• • • • •

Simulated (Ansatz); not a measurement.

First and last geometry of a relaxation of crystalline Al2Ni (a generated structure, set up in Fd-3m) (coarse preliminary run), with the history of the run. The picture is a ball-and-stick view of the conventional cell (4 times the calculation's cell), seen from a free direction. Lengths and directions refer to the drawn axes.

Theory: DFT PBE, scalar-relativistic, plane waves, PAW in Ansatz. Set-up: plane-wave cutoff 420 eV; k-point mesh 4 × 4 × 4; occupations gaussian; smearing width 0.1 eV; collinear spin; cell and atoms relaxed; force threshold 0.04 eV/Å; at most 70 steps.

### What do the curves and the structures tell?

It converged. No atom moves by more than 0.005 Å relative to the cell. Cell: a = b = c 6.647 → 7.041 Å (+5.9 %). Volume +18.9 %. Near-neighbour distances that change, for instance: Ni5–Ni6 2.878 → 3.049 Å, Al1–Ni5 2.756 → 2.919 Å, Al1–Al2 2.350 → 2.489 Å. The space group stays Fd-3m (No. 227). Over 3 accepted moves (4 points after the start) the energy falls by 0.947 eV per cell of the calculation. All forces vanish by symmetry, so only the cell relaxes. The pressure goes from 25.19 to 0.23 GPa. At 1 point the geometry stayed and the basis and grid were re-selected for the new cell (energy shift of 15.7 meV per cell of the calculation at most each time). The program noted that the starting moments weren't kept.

• • • • •

Only the lines from the first line of the records through the one containing "### What do" should be reproduced, exactly, with both of them included.

Answer space:
Simulated (Ansatz); not a measurement.

First and last geometry of a relaxation of crystalline Al2Ni (a generated structure, set up in Fd-3m) (coarse preliminary run), with the history of the run. The picture is a ball-and-stick view of the conventional cell (4 times the calculation's cell), seen from a free direction. Lengths and directions refer to the drawn axes.

Theory: DFT PBE, scalar-relativistic, plane waves, PAW in Ansatz. Set-up: plane-wave cutoff 420 eV; k-point mesh 4 × 4 × 4; occupations gaussian; smearing width 0.1 eV; collinear spin; cell and atoms relaxed; force threshold 0.04 eV/Å; at most 70 steps.

### What do the curves and the structures tell?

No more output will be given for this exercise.